-------- DATA SECTION --------

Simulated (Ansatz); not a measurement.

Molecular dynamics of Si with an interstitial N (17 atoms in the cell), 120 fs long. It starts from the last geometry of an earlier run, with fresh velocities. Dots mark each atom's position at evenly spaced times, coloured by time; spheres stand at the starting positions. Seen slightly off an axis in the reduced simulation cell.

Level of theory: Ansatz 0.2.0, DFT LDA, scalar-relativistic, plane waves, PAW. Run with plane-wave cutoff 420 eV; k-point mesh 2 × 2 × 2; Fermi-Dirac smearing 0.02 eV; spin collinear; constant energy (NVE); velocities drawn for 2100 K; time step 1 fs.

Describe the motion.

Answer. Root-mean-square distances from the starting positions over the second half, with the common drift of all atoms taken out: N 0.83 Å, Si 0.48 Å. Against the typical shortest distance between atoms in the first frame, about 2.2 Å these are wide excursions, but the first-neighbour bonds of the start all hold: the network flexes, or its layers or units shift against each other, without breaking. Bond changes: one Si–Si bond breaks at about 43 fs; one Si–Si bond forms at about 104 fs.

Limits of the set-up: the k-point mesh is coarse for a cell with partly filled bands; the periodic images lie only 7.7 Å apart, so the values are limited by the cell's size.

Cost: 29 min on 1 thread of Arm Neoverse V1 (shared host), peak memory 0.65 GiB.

--------

→ ASSIGNMENT
Using the entries above, repeat only the lines from the one containing "Level of theory: Ansatz" through the one containing "Limits of the", end lines included.

→ TASK RESULT
Level of theory: Ansatz 0.2.0, DFT LDA, scalar-relativistic, plane waves, PAW. Run with plane-wave cutoff 420 eV; k-point mesh 2 × 2 × 2; Fermi-Dirac smearing 0.02 eV; spin collinear; constant energy (NVE); velocities drawn for 2100 K; time step 1 fs.

Describe the motion.

Answer. Root-mean-square distances from the starting positions over the second half, with the common drift of all atoms taken out: N 0.83 Å, Si 0.48 Å. Against the typical shortest distance between atoms in the first frame, about 2.2 Å these are wide excursions, but the first-neighbour bonds of the start all hold: the network flexes, or its layers or units shift against each other, without breaking. Bond changes: one Si–Si bond breaks at about 43 fs; one Si–Si bond forms at about 104 fs.

Limits of the set-up: the k-point mesh is coarse for a cell with partly filled bands; the periodic images lie only 7.7 Å apart, so the values are limited by the cell's size.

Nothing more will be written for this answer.